- Work request
Retype each line of the listing below, from the first through the one holding "(absent) | -0.65 |", with no other lines.

- Extracted material
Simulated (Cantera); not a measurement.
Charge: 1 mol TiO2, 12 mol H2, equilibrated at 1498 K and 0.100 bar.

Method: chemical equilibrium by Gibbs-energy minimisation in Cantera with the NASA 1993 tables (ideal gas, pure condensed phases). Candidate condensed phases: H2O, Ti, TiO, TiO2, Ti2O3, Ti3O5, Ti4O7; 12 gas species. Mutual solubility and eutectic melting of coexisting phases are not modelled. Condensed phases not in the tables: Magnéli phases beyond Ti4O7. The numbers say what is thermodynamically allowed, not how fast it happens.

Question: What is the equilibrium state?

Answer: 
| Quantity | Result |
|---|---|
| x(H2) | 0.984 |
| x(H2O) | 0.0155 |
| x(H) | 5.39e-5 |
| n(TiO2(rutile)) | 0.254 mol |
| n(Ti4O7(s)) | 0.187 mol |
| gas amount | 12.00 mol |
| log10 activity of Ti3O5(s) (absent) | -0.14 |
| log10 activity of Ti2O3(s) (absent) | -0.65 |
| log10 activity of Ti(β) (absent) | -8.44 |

- Task answer
Simulated (Cantera); not a measurement.
Charge: 1 mol TiO2, 12 mol H2, equilibrated at 1498 K and 0.100 bar.

Method: chemical equilibrium by Gibbs-energy minimisation in Cantera with the NASA 1993 tables (ideal gas, pure condensed phases). Candidate condensed phases: H2O, Ti, TiO, TiO2, Ti2O3, Ti3O5, Ti4O7; 12 gas species. Mutual solubility and eutectic melting of coexisting phases are not modelled. Condensed phases not in the tables: Magnéli phases beyond Ti4O7. The numbers say what is thermodynamically allowed, not how fast it happens.

Question: What is the equilibrium state?

Answer: 
| Quantity | Result |
|---|---|
| x(H2) | 0.984 |
| x(H2O) | 0.0155 |
| x(H) | 5.39e-5 |
| n(TiO2(rutile)) | 0.254 mol |
| n(Ti4O7(s)) | 0.187 mol |
| gas amount | 12.00 mol |
| log10 activity of Ti3O5(s) (absent) | -0.14 |
| log10 activity of Ti2O3(s) (absent) | -0.65 |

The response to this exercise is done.